_Recorded information:_
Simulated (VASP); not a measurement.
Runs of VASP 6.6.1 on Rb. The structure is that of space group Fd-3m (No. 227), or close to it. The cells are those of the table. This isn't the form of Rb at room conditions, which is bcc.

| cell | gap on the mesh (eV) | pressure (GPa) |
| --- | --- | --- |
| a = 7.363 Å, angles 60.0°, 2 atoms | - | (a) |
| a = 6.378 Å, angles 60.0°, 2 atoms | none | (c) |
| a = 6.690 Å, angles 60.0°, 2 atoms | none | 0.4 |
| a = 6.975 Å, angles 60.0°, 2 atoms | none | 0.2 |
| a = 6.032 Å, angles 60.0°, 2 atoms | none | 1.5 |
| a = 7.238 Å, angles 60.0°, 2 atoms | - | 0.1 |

_Work item:_
Copy out all the entries shown above, character for character.

_Task answer:_
Simulated (VASP); not a measurement.
Runs of VASP 6.6.1 on Rb. The structure is that of space group Fd-3m (No. 227), or close to it. The cells are those of the table. This isn't the form of Rb at room conditions, which is bcc.

| cell | gap on the mesh (eV) | pressure (GPa) |
| --- | --- | --- |
| a = 7.363 Å, angles 60.0°, 2 atoms | - | (a) |
| a = 6.378 Å, angles 60.0°, 2 atoms | none | (c) |
| a = 6.690 Å, angles 60.0°, 2 atoms | none | 0.4 |
| a = 6.975 Å, angles 60.0°, 2 atoms | none | 0.2 |
| a = 6.032 Å, angles 60.0°, 2 atoms | none | 1.5 |
| a = 7.238 Å, angles 60.0°, 2 atoms | - | 0.1 |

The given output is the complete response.